--- Required action ---
Only the lines from the start of the entries up to and including the line with "0.426 | 0.384 |" should be written out, exactly as they stand.

--- Available data ---
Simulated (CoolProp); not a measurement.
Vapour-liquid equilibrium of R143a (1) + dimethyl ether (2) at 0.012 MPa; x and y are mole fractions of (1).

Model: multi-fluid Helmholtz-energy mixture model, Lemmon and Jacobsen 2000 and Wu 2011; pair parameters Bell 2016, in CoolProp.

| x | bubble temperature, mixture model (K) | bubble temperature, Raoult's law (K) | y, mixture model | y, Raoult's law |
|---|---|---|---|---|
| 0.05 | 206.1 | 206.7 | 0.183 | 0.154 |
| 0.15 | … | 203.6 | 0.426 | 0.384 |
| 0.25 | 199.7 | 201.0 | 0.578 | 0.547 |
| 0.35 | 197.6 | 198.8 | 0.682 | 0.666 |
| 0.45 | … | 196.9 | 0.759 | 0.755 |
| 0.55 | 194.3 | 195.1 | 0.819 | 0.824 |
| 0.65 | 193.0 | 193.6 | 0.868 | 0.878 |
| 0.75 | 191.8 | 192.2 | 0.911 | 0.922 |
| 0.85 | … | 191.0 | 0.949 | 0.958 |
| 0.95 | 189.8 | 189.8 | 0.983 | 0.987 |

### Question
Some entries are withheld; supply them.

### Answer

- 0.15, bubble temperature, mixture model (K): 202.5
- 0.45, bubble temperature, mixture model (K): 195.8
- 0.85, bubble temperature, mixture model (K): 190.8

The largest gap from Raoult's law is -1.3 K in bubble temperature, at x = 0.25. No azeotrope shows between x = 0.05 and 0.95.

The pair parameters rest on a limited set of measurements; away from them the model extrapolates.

--- Response box ---
Simulated (CoolProp); not a measurement.
Vapour-liquid equilibrium of R143a (1) + dimethyl ether (2) at 0.012 MPa; x and y are mole fractions of (1).

Model: multi-fluid Helmholtz-energy mixture model, Lemmon and Jacobsen 2000 and Wu 2011; pair parameters Bell 2016, in CoolProp.

| x | bubble temperature, mixture model (K) | bubble temperature, Raoult's law (K) | y, mixture model | y, Raoult's law |
|---|---|---|---|---|
| 0.05 | 206.1 | 206.7 | 0.183 | 0.154 |
| 0.15 | … | 203.6 | 0.426 | 0.384 |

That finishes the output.